### Given information
***
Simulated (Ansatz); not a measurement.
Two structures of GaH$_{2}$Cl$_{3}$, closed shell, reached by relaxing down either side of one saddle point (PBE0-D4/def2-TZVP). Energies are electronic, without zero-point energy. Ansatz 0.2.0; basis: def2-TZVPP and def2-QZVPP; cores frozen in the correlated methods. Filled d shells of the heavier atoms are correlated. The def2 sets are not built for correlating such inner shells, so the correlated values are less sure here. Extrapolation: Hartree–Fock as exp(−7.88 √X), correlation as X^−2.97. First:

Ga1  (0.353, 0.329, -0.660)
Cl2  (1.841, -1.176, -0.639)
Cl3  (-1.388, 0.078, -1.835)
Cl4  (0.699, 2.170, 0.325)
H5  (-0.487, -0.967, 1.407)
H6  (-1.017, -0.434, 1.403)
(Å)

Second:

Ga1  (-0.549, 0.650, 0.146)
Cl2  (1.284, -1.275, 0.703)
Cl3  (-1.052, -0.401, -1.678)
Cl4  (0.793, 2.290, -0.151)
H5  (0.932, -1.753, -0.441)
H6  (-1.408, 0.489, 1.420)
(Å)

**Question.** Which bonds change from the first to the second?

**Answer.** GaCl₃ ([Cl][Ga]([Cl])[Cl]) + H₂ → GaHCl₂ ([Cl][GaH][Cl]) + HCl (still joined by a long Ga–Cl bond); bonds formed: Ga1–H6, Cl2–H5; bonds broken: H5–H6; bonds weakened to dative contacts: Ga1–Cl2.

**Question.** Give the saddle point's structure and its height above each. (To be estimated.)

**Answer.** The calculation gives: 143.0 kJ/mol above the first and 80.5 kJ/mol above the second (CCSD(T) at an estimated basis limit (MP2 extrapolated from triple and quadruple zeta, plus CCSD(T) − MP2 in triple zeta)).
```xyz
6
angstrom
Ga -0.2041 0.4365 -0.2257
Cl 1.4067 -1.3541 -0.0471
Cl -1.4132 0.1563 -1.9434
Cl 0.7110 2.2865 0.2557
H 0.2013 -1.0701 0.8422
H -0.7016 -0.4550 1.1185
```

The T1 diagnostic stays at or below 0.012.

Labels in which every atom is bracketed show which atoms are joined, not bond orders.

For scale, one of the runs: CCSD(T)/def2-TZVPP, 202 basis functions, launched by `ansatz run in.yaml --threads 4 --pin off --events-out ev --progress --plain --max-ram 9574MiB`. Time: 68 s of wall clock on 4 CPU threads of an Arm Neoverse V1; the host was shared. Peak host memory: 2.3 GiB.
***

### Required action
Write out again, exactly, the lines from the start of the entries up to and including the one with "Labels in which". Nothing else belongs in the reply.

### Exercise solution
Simulated (Ansatz); not a measurement.
Two structures of GaH$_{2}$Cl$_{3}$, closed shell, reached by relaxing down either side of one saddle point (PBE0-D4/def2-TZVP). Energies are electronic, without zero-point energy. Ansatz 0.2.0; basis: def2-TZVPP and def2-QZVPP; cores frozen in the correlated methods. Filled d shells of the heavier atoms are correlated. The def2 sets are not built for correlating such inner shells, so the correlated values are less sure here. Extrapolation: Hartree–Fock as exp(−7.88 √X), correlation as X^−2.97. First:

Ga1  (0.353, 0.329, -0.660)
Cl2  (1.841, -1.176, -0.639)
Cl3  (-1.388, 0.078, -1.835)
Cl4  (0.699, 2.170, 0.325)
H5  (-0.487, -0.967, 1.407)
H6  (-1.017, -0.434, 1.403)
(Å)

Second:

Ga1  (-0.549, 0.650, 0.146)
Cl2  (1.284, -1.275, 0.703)
Cl3  (-1.052, -0.401, -1.678)
Cl4  (0.793, 2.290, -0.151)
H5  (0.932, -1.753, -0.441)
H6  (-1.408, 0.489, 1.420)
(Å)

**Question.** Which bonds change from the first to the second?

**Answer.** GaCl₃ ([Cl][Ga]([Cl])[Cl]) + H₂ → GaHCl₂ ([Cl][GaH][Cl]) + HCl (still joined by a long Ga–Cl bond); bonds formed: Ga1–H6, Cl2–H5; bonds broken: H5–H6; bonds weakened to dative contacts: Ga1–Cl2.

**Question.** Give the saddle point's structure and its height above each. (To be estimated.)

**Answer.** The calculation gives: 143.0 kJ/mol above the first and 80.5 kJ/mol above the second (CCSD(T) at an estimated basis limit (MP2 extrapolated from triple and quadruple zeta, plus CCSD(T) − MP2 in triple zeta)).
```xyz
6
angstrom
Ga -0.2041 0.4365 -0.2257
Cl 1.4067 -1.3541 -0.0471
Cl -1.4132 0.1563 -1.9434
Cl 0.7110 2.2865 0.2557
H 0.2013 -1.0701 0.8422
H -0.7016 -0.4550 1.1185
```

The T1 diagnostic stays at or below 0.012.

Labels in which every atom is bracketed show which atoms are joined, not bond orders.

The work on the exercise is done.